# THE DATA
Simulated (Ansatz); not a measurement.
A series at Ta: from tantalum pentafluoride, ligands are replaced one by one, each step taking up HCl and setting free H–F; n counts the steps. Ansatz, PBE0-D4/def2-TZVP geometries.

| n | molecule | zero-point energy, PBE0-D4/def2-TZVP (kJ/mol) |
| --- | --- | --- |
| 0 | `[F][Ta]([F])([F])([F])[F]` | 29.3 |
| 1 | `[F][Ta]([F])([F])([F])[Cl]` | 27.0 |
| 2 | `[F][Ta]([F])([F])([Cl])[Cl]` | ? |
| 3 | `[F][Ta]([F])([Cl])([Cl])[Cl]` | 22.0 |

# WORK TASK
Copy each line of the records verbatim.

# EXERCISE RESULT
Simulated (Ansatz); not a measurement.
A series at Ta: from tantalum pentafluoride, ligands are replaced one by one, each step taking up HCl and setting free H–F; n counts the steps. Ansatz, PBE0-D4/def2-TZVP geometries.

| n | molecule | zero-point energy, PBE0-D4/def2-TZVP (kJ/mol) |
| --- | --- | --- |
| 0 | `[F][Ta]([F])([F])([F])[F]` | 29.3 |
| 1 | `[F][Ta]([F])([F])([F])[Cl]` | 27.0 |
| 2 | `[F][Ta]([F])([F])([Cl])[Cl]` | ? |
| 3 | `[F][Ta]([F])([Cl])([Cl])[Cl]` | 22.0 |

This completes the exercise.